**DATA TO EXAMINE:**
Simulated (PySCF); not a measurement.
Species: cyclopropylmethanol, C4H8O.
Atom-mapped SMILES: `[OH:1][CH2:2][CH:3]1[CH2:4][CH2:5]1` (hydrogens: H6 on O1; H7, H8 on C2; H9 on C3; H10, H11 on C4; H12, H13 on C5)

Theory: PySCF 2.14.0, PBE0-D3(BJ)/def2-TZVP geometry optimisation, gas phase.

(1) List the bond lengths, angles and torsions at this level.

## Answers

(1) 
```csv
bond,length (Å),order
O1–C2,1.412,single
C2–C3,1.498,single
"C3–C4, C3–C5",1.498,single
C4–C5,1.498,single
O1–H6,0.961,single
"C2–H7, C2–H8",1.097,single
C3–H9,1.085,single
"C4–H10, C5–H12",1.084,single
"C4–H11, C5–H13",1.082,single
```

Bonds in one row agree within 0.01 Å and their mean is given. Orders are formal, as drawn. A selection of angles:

**WORK TASK:**
Copy the material above verbatim.

**EXERCISE RESPONSE:**
Simulated (PySCF); not a measurement.
Species: cyclopropylmethanol, C4H8O.
Atom-mapped SMILES: `[OH:1][CH2:2][CH:3]1[CH2:4][CH2:5]1` (hydrogens: H6 on O1; H7, H8 on C2; H9 on C3; H10, H11 on C4; H12, H13 on C5)

Theory: PySCF 2.14.0, PBE0-D3(BJ)/def2-TZVP geometry optimisation, gas phase.

(1) List the bond lengths, angles and torsions at this level.

## Answers

(1) 
```csv
bond,length (Å),order
O1–C2,1.412,single
C2–C3,1.498,single
"C3–C4, C3–C5",1.498,single
C4–C5,1.498,single
O1–H6,0.961,single
"C2–H7, C2–H8",1.097,single
C3–H9,1.085,single
"C4–H10, C5–H12",1.084,single
"C4–H11, C5–H13",1.082,single
```

Bonds in one row agree within 0.01 Å and their mean is given. Orders are formal, as drawn. A selection of angles:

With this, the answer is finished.